• _Stored data_:
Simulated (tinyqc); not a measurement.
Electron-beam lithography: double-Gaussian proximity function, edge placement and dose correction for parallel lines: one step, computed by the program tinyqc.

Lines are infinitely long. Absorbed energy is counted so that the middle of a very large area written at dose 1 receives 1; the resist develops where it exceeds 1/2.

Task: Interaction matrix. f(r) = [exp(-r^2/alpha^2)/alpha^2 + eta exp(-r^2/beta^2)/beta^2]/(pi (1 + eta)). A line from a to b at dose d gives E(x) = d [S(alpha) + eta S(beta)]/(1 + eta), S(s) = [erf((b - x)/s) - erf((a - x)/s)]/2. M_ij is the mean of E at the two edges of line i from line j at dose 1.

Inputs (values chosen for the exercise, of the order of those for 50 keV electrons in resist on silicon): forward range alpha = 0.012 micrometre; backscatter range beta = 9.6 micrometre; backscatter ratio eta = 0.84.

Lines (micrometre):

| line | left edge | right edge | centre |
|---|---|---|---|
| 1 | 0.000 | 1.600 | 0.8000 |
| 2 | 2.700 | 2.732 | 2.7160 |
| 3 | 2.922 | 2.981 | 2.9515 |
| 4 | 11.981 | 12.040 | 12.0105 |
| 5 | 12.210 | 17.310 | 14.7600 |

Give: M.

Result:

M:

• _Work instruction_:
Begin at the first line of the material above. Transcribe each line exactly, ending with the line that contains "Electron-beam lithography: double-Gaussian".

• _Exercise result_:
Simulated (tinyqc); not a measurement.
Electron-beam lithography: double-Gaussian proximity function, edge placement and dose correction for parallel lines: one step, computed by the program tinyqc.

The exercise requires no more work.